++++
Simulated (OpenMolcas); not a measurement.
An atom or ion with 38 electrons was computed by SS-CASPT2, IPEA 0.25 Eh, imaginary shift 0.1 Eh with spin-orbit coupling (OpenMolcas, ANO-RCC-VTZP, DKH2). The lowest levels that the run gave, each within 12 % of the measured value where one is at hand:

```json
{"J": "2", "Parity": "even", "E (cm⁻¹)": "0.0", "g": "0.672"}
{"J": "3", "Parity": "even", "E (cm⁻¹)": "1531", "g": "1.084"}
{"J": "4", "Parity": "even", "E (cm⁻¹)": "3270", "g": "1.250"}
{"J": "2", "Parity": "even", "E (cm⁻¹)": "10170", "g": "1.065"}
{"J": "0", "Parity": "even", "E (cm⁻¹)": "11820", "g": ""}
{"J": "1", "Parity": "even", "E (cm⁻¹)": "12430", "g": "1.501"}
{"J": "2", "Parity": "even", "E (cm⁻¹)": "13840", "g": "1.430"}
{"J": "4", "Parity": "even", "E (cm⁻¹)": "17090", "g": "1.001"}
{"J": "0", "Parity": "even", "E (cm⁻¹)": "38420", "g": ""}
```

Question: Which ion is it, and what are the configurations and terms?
++++

__Work item__. Every entry must be output again, exactly as written above.

__Written reply__.
Simulated (OpenMolcas); not a measurement.
An atom or ion with 38 electrons was computed by SS-CASPT2, IPEA 0.25 Eh, imaginary shift 0.1 Eh with spin-orbit coupling (OpenMolcas, ANO-RCC-VTZP, DKH2). The lowest levels that the run gave, each within 12 % of the measured value where one is at hand:

```json
{"J": "2", "Parity": "even", "E (cm⁻¹)": "0.0", "g": "0.672"}
{"J": "3", "Parity": "even", "E (cm⁻¹)": "1531", "g": "1.084"}
{"J": "4", "Parity": "even", "E (cm⁻¹)": "3270", "g": "1.250"}
{"J": "2", "Parity": "even", "E (cm⁻¹)": "10170", "g": "1.065"}
{"J": "0", "Parity": "even", "E (cm⁻¹)": "11820", "g": ""}
{"J": "1", "Parity": "even", "E (cm⁻¹)": "12430", "g": "1.501"}
{"J": "2", "Parity": "even", "E (cm⁻¹)": "13840", "g": "1.430"}
{"J": "4", "Parity": "even", "E (cm⁻¹)": "17090", "g": "1.001"}
{"J": "0", "Parity": "even", "E (cm⁻¹)": "38420", "g": ""}
```

Question: Which ion is it, and what are the configurations and terms?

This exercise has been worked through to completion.